(SUPPLIED RECORDS begins)

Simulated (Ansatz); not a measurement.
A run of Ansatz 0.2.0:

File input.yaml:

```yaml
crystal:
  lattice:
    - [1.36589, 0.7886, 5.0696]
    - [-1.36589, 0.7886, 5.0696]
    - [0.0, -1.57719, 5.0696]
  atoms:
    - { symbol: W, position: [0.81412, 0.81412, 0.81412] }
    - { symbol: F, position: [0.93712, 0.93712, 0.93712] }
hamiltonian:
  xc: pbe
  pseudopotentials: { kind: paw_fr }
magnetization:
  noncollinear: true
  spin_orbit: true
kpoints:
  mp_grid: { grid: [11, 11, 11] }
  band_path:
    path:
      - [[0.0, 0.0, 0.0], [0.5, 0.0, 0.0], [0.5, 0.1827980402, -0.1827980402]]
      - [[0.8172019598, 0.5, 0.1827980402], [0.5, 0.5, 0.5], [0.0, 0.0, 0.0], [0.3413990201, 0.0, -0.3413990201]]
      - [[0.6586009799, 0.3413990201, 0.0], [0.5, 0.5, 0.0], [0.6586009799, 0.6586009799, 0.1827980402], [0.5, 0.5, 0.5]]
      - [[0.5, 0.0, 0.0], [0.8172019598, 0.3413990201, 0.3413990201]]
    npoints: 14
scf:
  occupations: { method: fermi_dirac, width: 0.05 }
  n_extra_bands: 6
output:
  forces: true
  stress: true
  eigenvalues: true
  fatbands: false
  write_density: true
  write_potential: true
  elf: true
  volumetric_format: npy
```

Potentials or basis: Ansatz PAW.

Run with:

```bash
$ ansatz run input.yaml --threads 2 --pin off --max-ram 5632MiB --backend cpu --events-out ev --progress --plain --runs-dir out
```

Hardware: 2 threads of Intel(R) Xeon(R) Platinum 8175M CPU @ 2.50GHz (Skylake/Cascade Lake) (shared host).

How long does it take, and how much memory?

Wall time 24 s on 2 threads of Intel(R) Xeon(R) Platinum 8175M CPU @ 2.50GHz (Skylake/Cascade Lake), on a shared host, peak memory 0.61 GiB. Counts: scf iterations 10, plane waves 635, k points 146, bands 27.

(SUPPLIED RECORDS ends)

A verbatim transcription is needed of the lines above, starting at the line with "Potentials or basis: Ansatz PAW." and ending at the line with "How long does it take, and how much memory?", both included, and of nothing else.

### TASK ANSWER
Potentials or basis: Ansatz PAW.

Run with:

```bash
$ ansatz run input.yaml --threads 2 --pin off --max-ram 5632MiB --backend cpu --events-out ev --progress --plain --runs-dir out
```

Hardware: 2 threads of Intel(R) Xeon(R) Platinum 8175M CPU @ 2.50GHz (Skylake/Cascade Lake) (shared host).

How long does it take, and how much memory?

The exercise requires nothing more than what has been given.